■ **Work instruction**:
Go through the data below and retype all of it exactly.

■ **Given records**:
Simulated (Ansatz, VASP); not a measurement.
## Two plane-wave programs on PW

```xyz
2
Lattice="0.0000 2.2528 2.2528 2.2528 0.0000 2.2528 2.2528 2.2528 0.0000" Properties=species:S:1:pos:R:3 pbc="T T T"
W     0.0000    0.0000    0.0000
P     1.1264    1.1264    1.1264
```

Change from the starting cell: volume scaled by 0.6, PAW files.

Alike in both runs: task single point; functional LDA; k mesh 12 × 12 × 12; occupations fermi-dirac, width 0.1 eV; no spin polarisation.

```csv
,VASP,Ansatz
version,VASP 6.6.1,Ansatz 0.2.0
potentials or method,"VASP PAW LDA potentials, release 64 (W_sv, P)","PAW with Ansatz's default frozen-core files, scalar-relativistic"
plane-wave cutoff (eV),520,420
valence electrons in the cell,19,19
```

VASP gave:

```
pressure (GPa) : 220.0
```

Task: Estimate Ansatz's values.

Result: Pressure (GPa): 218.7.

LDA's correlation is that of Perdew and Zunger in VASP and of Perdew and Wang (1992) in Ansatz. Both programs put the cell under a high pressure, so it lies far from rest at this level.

■ **Answer box**:
Simulated (Ansatz, VASP); not a measurement.
## Two plane-wave programs on PW

```xyz
2
Lattice="0.0000 2.2528 2.2528 2.2528 0.0000 2.2528 2.2528 2.2528 0.0000" Properties=species:S:1:pos:R:3 pbc="T T T"
W     0.0000    0.0000    0.0000
P     1.1264    1.1264    1.1264
```

Change from the starting cell: volume scaled by 0.6, PAW files.

Alike in both runs: task single point; functional LDA; k mesh 12 × 12 × 12; occupations fermi-dirac, width 0.1 eV; no spin polarisation.

```csv
,VASP,Ansatz
version,VASP 6.6.1,Ansatz 0.2.0
potentials or method,"VASP PAW LDA potentials, release 64 (W_sv, P)","PAW with Ansatz's default frozen-core files, scalar-relativistic"
plane-wave cutoff (eV),520,420
valence electrons in the cell,19,19
```

VASP gave:

```
pressure (GPa) : 220.0
```

Task: Estimate Ansatz's values.

Result: Pressure (GPa): 218.7.

LDA's correlation is that of Perdew and Zunger in VASP and of Perdew and Wang (1992) in Ansatz. Both programs put the cell under a high pressure, so it lies far from rest at this level.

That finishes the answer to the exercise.